——————
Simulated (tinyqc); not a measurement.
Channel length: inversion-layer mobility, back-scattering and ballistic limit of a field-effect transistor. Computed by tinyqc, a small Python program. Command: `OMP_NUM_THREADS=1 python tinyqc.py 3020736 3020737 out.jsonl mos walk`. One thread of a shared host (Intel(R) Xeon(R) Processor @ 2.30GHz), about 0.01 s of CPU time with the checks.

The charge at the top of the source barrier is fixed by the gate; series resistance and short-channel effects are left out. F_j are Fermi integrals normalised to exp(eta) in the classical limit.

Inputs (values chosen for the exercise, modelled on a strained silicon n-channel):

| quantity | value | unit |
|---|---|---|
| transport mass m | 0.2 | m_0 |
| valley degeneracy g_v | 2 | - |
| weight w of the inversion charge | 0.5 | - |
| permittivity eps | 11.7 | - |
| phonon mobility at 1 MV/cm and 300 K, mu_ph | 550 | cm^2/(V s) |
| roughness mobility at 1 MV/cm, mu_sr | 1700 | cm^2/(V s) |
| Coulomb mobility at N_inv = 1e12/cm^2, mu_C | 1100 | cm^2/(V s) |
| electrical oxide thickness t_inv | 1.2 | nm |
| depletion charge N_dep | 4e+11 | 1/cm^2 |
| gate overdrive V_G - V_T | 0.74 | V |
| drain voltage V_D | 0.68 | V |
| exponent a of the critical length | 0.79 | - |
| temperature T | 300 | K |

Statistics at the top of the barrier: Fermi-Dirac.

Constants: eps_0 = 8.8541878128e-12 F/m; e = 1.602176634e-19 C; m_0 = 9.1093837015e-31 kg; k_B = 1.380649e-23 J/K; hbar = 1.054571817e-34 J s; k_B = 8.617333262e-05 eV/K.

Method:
——————

▶ _Work item_
Copy out precisely the lines from the line with "Inputs (values chosen" to the line with "4e+11 | 1/cm^2 |" in the material above, including those two lines and omitting all the rest.

▶ _Response_
Inputs (values chosen for the exercise, modelled on a strained silicon n-channel):

| quantity | value | unit |
|---|---|---|
| transport mass m | 0.2 | m_0 |
| valley degeneracy g_v | 2 | - |
| weight w of the inversion charge | 0.5 | - |
| permittivity eps | 11.7 | - |
| phonon mobility at 1 MV/cm and 300 K, mu_ph | 550 | cm^2/(V s) |
| roughness mobility at 1 MV/cm, mu_sr | 1700 | cm^2/(V s) |
| Coulomb mobility at N_inv = 1e12/cm^2, mu_C | 1100 | cm^2/(V s) |
| electrical oxide thickness t_inv | 1.2 | nm |
| depletion charge N_dep | 4e+11 | 1/cm^2 |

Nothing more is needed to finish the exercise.